[Input data]:
-- Opening Marker --
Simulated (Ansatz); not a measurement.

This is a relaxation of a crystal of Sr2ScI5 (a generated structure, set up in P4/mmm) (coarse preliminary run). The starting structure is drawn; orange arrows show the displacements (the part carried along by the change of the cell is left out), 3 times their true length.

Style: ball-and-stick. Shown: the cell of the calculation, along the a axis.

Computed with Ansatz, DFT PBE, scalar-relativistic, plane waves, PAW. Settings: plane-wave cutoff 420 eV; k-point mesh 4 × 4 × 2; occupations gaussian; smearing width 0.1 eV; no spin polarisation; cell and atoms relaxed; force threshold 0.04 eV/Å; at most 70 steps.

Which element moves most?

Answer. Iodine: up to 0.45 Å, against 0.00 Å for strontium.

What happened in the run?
-- Closing Marker --

[Work order]: Could you transcribe every entry exactly, without altering anything?

[Answer box]:
Simulated (Ansatz); not a measurement.

This is a relaxation of a crystal of Sr2ScI5 (a generated structure, set up in P4/mmm) (coarse preliminary run). The starting structure is drawn; orange arrows show the displacements (the part carried along by the change of the cell is left out), 3 times their true length.

Style: ball-and-stick. Shown: the cell of the calculation, along the a axis.

Computed with Ansatz, DFT PBE, scalar-relativistic, plane waves, PAW. Settings: plane-wave cutoff 420 eV; k-point mesh 4 × 4 × 2; occupations gaussian; smearing width 0.1 eV; no spin polarisation; cell and atoms relaxed; force threshold 0.04 eV/Å; at most 70 steps.

Which element moves most?

Answer. Iodine: up to 0.45 Å, against 0.00 Å for strontium.

What happened in the run?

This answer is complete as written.